## Assignment
From the data below, repeat exactly the lines from the line with "the k mesh?" to the line with "at 8.95 eV).", both included.

======== Data section ========

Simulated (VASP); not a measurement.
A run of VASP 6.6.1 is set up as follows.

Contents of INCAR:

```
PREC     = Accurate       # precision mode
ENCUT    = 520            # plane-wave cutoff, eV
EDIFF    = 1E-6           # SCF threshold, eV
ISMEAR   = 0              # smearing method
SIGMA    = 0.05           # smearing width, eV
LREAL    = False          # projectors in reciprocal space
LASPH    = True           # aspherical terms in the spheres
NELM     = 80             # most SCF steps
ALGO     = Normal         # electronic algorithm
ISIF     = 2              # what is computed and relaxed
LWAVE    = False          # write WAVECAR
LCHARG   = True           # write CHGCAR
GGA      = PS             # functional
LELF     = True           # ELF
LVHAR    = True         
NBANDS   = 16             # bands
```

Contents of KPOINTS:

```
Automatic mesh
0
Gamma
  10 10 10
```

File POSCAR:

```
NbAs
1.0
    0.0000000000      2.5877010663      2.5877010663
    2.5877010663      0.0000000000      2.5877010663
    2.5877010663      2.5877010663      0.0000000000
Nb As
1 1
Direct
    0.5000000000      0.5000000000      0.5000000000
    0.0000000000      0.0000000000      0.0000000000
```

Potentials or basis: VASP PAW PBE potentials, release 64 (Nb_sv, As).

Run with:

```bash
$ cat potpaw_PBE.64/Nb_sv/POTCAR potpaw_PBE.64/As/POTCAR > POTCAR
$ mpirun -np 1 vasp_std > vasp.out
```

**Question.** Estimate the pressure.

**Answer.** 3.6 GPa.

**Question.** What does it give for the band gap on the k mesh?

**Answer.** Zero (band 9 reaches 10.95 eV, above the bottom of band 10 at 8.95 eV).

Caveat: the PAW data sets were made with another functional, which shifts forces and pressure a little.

========

## Written reply
**Question.** What does it give for the band gap on the k mesh?

**Answer.** Zero (band 9 reaches 10.95 eV, above the bottom of band 10 at 8.95 eV).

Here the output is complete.